__WORK TASK__: Write out the data exactly from its first line onward, ending with the line in which "(1) zero (band" appears.

__EXCERPTED RECORDS__:
------------------------

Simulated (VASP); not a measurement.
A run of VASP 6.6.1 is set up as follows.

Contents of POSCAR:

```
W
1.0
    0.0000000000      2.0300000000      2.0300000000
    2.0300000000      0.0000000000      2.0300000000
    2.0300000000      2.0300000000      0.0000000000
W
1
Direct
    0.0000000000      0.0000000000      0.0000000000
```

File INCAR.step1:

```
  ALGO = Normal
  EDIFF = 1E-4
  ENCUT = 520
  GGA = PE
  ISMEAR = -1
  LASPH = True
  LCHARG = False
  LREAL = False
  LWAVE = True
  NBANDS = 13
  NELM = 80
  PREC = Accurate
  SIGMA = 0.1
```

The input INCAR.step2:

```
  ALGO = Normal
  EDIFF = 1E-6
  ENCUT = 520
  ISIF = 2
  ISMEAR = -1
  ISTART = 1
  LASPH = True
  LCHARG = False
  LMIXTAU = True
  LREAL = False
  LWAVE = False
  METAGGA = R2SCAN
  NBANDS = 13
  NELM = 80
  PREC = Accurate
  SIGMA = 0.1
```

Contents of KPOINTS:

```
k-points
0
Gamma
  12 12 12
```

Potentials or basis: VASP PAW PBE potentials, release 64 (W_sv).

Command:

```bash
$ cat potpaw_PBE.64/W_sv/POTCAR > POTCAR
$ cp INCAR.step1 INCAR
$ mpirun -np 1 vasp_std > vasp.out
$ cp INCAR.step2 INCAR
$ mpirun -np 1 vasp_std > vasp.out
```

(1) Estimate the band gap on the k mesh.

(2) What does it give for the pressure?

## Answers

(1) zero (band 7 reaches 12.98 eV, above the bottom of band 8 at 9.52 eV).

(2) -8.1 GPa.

------------------------

__TASK SOLUTION__:
Simulated (VASP); not a measurement.
A run of VASP 6.6.1 is set up as follows.

Contents of POSCAR:

```
W
1.0
    0.0000000000      2.0300000000      2.0300000000
    2.0300000000      0.0000000000      2.0300000000
    2.0300000000      2.0300000000      0.0000000000
W
1
Direct
    0.0000000000      0.0000000000      0.0000000000
```

File INCAR.step1:

```
  ALGO = Normal
  EDIFF = 1E-4
  ENCUT = 520
  GGA = PE
  ISMEAR = -1
  LASPH = True
  LCHARG = False
  LREAL = False
  LWAVE = True
  NBANDS = 13
  NELM = 80
  PREC = Accurate
  SIGMA = 0.1
```

The input INCAR.step2:

```
  ALGO = Normal
  EDIFF = 1E-6
  ENCUT = 520
  ISIF = 2
  ISMEAR = -1
  ISTART = 1
  LASPH = True
  LCHARG = False
  LMIXTAU = True
  LREAL = False
  LWAVE = False
  METAGGA = R2SCAN
  NBANDS = 13
  NELM = 80
  PREC = Accurate
  SIGMA = 0.1
```

Contents of KPOINTS:

```
k-points
0
Gamma
  12 12 12
```

Potentials or basis: VASP PAW PBE potentials, release 64 (W_sv).

Command:

```bash
$ cat potpaw_PBE.64/W_sv/POTCAR > POTCAR
$ cp INCAR.step1 INCAR
$ mpirun -np 1 vasp_std > vasp.out
$ cp INCAR.step2 INCAR
$ mpirun -np 1 vasp_std > vasp.out
```

(1) Estimate the band gap on the k mesh.

(2) What does it give for the pressure?

## Answers

(1) zero (band 7 reaches 12.98 eV, above the bottom of band 8 at 9.52 eV).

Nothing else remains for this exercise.